● **SUPPLIED INFORMATION**
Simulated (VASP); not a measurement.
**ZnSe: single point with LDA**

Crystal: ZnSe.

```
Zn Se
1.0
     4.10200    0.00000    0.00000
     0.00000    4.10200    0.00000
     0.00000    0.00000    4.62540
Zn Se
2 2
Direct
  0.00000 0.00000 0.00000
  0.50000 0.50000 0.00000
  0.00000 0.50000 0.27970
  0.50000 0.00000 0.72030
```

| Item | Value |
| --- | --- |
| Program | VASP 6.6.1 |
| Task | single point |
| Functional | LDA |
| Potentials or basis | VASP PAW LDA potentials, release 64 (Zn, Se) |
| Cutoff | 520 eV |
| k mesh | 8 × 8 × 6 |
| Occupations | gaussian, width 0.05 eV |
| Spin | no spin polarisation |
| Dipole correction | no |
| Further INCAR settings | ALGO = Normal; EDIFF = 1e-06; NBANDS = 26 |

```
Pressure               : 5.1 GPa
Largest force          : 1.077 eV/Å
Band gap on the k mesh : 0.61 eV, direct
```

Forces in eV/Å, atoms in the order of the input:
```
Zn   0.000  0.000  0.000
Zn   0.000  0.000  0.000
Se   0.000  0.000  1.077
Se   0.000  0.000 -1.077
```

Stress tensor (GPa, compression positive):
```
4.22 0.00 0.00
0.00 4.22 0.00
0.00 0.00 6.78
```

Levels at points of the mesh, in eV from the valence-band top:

● **WORK TASK**
Retype every record above exactly as written.

● **EXPECTED ANSWER**
Simulated (VASP); not a measurement.
**ZnSe: single point with LDA**

Crystal: ZnSe.

```
Zn Se
1.0
     4.10200    0.00000    0.00000
     0.00000    4.10200    0.00000
     0.00000    0.00000    4.62540
Zn Se
2 2
Direct
  0.00000 0.00000 0.00000
  0.50000 0.50000 0.00000
  0.00000 0.50000 0.27970
  0.50000 0.00000 0.72030
```

| Item | Value |
| --- | --- |
| Program | VASP 6.6.1 |
| Task | single point |
| Functional | LDA |
| Potentials or basis | VASP PAW LDA potentials, release 64 (Zn, Se) |
| Cutoff | 520 eV |
| k mesh | 8 × 8 × 6 |
| Occupations | gaussian, width 0.05 eV |
| Spin | no spin polarisation |
| Dipole correction | no |
| Further INCAR settings | ALGO = Normal; EDIFF = 1e-06; NBANDS = 26 |

```
Pressure               : 5.1 GPa
Largest force          : 1.077 eV/Å
Band gap on the k mesh : 0.61 eV, direct
```

Forces in eV/Å, atoms in the order of the input:
```
Zn   0.000  0.000  0.000
Zn   0.000  0.000  0.000
Se   0.000  0.000  1.077
Se   0.000  0.000 -1.077
```

Stress tensor (GPa, compression positive):
```
4.22 0.00 0.00
0.00 4.22 0.00
0.00 0.00 6.78
```

Levels at points of the mesh, in eV from the valence-band top:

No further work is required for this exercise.